# Task item:
A verbatim transcript of the lines below, starting at the first and ending with the one that holds "-9.6; (b) 7.2.", is what should be produced.

====================

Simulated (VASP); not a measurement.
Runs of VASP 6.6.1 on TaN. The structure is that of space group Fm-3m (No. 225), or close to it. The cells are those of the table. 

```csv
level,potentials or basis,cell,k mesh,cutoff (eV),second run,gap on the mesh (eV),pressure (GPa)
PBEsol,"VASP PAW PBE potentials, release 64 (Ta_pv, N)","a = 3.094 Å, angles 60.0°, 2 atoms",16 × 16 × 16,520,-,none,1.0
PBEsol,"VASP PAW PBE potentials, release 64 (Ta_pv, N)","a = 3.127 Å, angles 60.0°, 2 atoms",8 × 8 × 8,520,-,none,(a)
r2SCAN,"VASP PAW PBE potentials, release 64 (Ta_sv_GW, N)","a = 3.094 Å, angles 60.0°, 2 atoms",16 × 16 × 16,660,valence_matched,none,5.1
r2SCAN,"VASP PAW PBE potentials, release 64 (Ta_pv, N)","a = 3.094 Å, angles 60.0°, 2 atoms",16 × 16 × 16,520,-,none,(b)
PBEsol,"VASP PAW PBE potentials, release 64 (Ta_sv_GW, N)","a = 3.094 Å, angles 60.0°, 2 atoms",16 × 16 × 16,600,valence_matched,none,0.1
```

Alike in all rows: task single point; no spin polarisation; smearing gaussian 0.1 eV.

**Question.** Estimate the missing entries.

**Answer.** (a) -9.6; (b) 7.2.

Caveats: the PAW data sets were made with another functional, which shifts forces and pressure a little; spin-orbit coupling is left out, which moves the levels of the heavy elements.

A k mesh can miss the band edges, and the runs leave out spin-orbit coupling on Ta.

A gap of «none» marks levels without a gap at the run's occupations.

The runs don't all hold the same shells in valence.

====================

# Answer section:
Simulated (VASP); not a measurement.
Runs of VASP 6.6.1 on TaN. The structure is that of space group Fm-3m (No. 225), or close to it. The cells are those of the table. 

```csv
level,potentials or basis,cell,k mesh,cutoff (eV),second run,gap on the mesh (eV),pressure (GPa)
PBEsol,"VASP PAW PBE potentials, release 64 (Ta_pv, N)","a = 3.094 Å, angles 60.0°, 2 atoms",16 × 16 × 16,520,-,none,1.0
PBEsol,"VASP PAW PBE potentials, release 64 (Ta_pv, N)","a = 3.127 Å, angles 60.0°, 2 atoms",8 × 8 × 8,520,-,none,(a)
r2SCAN,"VASP PAW PBE potentials, release 64 (Ta_sv_GW, N)","a = 3.094 Å, angles 60.0°, 2 atoms",16 × 16 × 16,660,valence_matched,none,5.1
r2SCAN,"VASP PAW PBE potentials, release 64 (Ta_pv, N)","a = 3.094 Å, angles 60.0°, 2 atoms",16 × 16 × 16,520,-,none,(b)
PBEsol,"VASP PAW PBE potentials, release 64 (Ta_sv_GW, N)","a = 3.094 Å, angles 60.0°, 2 atoms",16 × 16 × 16,600,valence_matched,none,0.1
```

Alike in all rows: task single point; no spin polarisation; smearing gaussian 0.1 eV.

**Question.** Estimate the missing entries.

**Answer.** (a) -9.6; (b) 7.2.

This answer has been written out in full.